→ **Action item**
Set down, please, without alteration, the lines of the entries below from the first through the one containing "Question: What are".

START Records shown

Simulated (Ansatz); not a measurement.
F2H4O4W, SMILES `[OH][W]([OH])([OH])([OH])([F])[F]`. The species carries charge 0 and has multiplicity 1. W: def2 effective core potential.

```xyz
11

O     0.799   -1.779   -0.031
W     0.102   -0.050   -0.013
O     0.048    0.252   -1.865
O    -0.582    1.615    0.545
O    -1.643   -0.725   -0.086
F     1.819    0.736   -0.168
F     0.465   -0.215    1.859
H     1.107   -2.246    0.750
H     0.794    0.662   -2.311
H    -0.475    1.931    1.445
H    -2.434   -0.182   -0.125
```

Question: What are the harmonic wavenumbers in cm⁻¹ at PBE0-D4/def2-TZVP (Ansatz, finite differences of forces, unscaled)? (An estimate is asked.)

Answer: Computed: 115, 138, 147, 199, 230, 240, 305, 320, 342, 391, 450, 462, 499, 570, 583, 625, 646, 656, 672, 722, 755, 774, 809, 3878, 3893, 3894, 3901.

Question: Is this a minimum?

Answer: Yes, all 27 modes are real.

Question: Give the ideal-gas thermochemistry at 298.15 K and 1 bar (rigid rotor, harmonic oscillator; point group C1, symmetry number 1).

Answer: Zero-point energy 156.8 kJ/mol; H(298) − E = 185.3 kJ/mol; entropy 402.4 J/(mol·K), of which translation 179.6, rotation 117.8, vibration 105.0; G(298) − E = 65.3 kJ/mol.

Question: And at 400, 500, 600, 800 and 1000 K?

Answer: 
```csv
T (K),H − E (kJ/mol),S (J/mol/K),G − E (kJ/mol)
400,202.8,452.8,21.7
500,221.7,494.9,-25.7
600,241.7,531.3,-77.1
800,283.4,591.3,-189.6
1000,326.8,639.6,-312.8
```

END Records shown

→ **Expected answer**
Simulated (Ansatz); not a measurement.
F2H4O4W, SMILES `[OH][W]([OH])([OH])([OH])([F])[F]`. The species carries charge 0 and has multiplicity 1. W: def2 effective core potential.

```xyz
11

O     0.799   -1.779   -0.031
W     0.102   -0.050   -0.013
O     0.048    0.252   -1.865
O    -0.582    1.615    0.545
O    -1.643   -0.725   -0.086
F     1.819    0.736   -0.168
F     0.465   -0.215    1.859
H     1.107   -2.246    0.750
H     0.794    0.662   -2.311
H    -0.475    1.931    1.445
H    -2.434   -0.182   -0.125
```

Question: What are the harmonic wavenumbers in cm⁻¹ at PBE0-D4/def2-TZVP (Ansatz, finite differences of forces, unscaled)? (An estimate is asked.)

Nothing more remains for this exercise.